> **Data shown**
━━━━

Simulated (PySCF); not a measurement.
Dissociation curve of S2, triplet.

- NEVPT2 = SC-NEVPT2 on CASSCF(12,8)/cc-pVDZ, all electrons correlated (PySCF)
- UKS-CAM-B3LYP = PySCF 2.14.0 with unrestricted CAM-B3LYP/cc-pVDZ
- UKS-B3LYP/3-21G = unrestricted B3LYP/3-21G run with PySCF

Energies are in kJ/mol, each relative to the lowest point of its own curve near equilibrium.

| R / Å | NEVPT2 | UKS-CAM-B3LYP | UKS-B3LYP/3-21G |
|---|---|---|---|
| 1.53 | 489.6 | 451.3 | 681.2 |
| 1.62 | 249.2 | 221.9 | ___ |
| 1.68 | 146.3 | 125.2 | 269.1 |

━━━━

> **Work task**
Whatever is in the entries above, write it out exactly.

> **Written response**
Simulated (PySCF); not a measurement.
Dissociation curve of S2, triplet.

- NEVPT2 = SC-NEVPT2 on CASSCF(12,8)/cc-pVDZ, all electrons correlated (PySCF)
- UKS-CAM-B3LYP = PySCF 2.14.0 with unrestricted CAM-B3LYP/cc-pVDZ
- UKS-B3LYP/3-21G = unrestricted B3LYP/3-21G run with PySCF

Energies are in kJ/mol, each relative to the lowest point of its own curve near equilibrium.

| R / Å | NEVPT2 | UKS-CAM-B3LYP | UKS-B3LYP/3-21G |
|---|---|---|---|
| 1.53 | 489.6 | 451.3 | 681.2 |
| 1.62 | 249.2 | 221.9 | ___ |
| 1.68 | 146.3 | 125.2 | 269.1 |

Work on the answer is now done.